************

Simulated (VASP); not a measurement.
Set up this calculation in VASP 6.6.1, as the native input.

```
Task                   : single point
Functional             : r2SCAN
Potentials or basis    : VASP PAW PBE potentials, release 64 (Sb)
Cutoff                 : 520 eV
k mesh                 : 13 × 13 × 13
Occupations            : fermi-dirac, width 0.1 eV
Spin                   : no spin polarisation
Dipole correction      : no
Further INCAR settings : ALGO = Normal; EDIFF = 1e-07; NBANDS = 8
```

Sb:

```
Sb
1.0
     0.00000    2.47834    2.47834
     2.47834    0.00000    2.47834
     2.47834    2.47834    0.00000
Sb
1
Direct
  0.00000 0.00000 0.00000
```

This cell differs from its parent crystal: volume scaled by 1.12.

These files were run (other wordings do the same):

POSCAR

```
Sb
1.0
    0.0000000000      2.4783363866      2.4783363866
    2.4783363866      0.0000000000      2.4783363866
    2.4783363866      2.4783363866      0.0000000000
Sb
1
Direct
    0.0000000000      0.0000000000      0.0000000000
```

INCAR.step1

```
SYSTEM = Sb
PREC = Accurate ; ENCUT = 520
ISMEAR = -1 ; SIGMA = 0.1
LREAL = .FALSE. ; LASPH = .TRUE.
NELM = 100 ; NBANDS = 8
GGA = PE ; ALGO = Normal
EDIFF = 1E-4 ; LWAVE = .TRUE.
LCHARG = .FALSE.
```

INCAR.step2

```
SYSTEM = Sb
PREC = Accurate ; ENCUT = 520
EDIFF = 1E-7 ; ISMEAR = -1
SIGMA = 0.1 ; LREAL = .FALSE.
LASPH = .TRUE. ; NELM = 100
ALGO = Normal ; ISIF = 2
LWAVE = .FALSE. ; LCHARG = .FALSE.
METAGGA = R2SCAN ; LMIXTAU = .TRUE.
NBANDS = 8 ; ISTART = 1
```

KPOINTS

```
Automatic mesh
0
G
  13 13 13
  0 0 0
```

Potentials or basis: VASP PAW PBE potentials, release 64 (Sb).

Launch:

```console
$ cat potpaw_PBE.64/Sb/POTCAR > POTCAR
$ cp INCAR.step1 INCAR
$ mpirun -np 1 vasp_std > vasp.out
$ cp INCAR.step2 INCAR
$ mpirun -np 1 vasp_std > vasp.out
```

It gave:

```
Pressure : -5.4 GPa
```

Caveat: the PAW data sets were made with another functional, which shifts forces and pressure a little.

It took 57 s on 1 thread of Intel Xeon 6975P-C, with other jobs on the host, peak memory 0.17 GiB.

************

• _WORK ORDER_
Your task is to quote, without any alteration, the lines running from the top of the records to the line that holds "Potentials or basis: VASP", both included.

• _WRITTEN ANSWER_
Simulated (VASP); not a measurement.
Set up this calculation in VASP 6.6.1, as the native input.

```
Task                   : single point
Functional             : r2SCAN
Potentials or basis    : VASP PAW PBE potentials, release 64 (Sb)
Cutoff                 : 520 eV
k mesh                 : 13 × 13 × 13
Occupations            : fermi-dirac, width 0.1 eV
Spin                   : no spin polarisation
Dipole correction      : no
Further INCAR settings : ALGO = Normal; EDIFF = 1e-07; NBANDS = 8
```

Sb:

```
Sb
1.0
     0.00000    2.47834    2.47834
     2.47834    0.00000    2.47834
     2.47834    2.47834    0.00000
Sb
1
Direct
  0.00000 0.00000 0.00000
```

This cell differs from its parent crystal: volume scaled by 1.12.

These files were run (other wordings do the same):

POSCAR

```
Sb
1.0
    0.0000000000      2.4783363866      2.4783363866
    2.4783363866      0.0000000000      2.4783363866
    2.4783363866      2.4783363866      0.0000000000
Sb
1
Direct
    0.0000000000      0.0000000000      0.0000000000
```

INCAR.step1

```
SYSTEM = Sb
PREC = Accurate ; ENCUT = 520
ISMEAR = -1 ; SIGMA = 0.1
LREAL = .FALSE. ; LASPH = .TRUE.
NELM = 100 ; NBANDS = 8
GGA = PE ; ALGO = Normal
EDIFF = 1E-4 ; LWAVE = .TRUE.
LCHARG = .FALSE.
```

INCAR.step2

```
SYSTEM = Sb
PREC = Accurate ; ENCUT = 520
EDIFF = 1E-7 ; ISMEAR = -1
SIGMA = 0.1 ; LREAL = .FALSE.
LASPH = .TRUE. ; NELM = 100
ALGO = Normal ; ISIF = 2
LWAVE = .FALSE. ; LCHARG = .FALSE.
METAGGA = R2SCAN ; LMIXTAU = .TRUE.
NBANDS = 8 ; ISTART = 1
```

KPOINTS

```
Automatic mesh
0
G
  13 13 13
  0 0 0
```

Potentials or basis: VASP PAW PBE potentials, release 64 (Sb).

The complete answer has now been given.